═══ Provided data

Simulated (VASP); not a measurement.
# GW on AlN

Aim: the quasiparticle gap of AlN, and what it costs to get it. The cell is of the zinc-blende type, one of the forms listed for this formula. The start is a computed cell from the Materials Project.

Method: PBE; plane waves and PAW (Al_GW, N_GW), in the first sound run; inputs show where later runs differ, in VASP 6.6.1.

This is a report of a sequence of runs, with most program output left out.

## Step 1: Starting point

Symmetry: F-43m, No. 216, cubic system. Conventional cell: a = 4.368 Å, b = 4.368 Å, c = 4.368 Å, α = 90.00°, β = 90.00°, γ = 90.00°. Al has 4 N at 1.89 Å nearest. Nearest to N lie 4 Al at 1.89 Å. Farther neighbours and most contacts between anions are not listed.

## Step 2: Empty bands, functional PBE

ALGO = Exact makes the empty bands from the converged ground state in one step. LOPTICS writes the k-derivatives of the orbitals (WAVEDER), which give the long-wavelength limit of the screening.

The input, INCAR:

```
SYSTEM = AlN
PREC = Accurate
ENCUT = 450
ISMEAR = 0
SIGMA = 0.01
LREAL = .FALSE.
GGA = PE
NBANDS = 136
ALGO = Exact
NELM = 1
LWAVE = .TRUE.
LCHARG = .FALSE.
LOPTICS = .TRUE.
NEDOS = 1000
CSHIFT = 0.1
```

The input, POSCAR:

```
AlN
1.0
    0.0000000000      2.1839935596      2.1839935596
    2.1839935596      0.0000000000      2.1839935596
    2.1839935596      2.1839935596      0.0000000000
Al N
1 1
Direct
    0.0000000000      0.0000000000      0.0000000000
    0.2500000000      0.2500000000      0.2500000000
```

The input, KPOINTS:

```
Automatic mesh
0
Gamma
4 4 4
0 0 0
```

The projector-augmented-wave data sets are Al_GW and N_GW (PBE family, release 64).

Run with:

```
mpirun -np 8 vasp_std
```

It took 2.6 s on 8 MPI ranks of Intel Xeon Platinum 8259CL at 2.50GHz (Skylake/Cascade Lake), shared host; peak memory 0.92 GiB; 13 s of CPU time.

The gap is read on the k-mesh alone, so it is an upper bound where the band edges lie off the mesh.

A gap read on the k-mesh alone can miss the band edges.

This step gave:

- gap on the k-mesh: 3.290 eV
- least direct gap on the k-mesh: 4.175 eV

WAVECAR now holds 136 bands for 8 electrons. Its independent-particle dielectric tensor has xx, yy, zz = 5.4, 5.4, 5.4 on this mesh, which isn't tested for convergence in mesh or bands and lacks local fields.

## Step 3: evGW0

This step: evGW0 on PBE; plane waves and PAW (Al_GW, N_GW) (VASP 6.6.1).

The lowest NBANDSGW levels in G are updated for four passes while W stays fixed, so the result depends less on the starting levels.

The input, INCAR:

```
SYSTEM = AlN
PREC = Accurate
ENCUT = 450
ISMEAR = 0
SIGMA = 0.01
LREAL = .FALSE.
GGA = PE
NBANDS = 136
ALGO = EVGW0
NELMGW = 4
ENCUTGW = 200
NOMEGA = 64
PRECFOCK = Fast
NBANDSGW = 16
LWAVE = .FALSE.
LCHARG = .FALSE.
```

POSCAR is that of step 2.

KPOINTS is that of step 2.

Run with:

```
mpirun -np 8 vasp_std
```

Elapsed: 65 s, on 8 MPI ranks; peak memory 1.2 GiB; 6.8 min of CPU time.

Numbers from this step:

══════

Work order
Only the lines from the top of the data through the line that contains "Aim: the quasiparticle" should be quoted, exactly as they stand.

Written solution
Simulated (VASP); not a measurement.
# GW on AlN

Aim: the quasiparticle gap of AlN, and what it costs to get it. The cell is of the zinc-blende type, one of the forms listed for this formula. The start is a computed cell from the Materials Project.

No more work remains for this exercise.